* [Recorded information]
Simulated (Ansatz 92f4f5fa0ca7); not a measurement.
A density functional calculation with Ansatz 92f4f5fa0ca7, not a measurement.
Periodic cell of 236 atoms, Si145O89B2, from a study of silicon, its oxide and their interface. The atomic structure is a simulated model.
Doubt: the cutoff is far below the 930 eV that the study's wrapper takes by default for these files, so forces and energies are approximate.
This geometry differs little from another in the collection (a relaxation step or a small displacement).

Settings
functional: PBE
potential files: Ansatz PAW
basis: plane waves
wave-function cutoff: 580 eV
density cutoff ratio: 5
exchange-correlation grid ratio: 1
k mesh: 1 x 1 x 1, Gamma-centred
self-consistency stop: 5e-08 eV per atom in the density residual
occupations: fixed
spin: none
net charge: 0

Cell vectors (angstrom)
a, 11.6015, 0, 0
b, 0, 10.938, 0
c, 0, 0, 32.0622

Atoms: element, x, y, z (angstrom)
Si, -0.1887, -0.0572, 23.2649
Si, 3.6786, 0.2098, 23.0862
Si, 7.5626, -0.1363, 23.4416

* [Requirement] Starting with the first line above and ending with the line that holds "k mesh: 1 x 1 x 1, Gamma-centred", restate each line word for word and add nothing else.

* [Exercise output]
Simulated (Ansatz 92f4f5fa0ca7); not a measurement.
A density functional calculation with Ansatz 92f4f5fa0ca7, not a measurement.
Periodic cell of 236 atoms, Si145O89B2, from a study of silicon, its oxide and their interface. The atomic structure is a simulated model.
Doubt: the cutoff is far below the 930 eV that the study's wrapper takes by default for these files, so forces and energies are approximate.
This geometry differs little from another in the collection (a relaxation step or a small displacement).

Settings
functional: PBE
potential files: Ansatz PAW
basis: plane waves
wave-function cutoff: 580 eV
density cutoff ratio: 5
exchange-correlation grid ratio: 1
k mesh: 1 x 1 x 1, Gamma-centred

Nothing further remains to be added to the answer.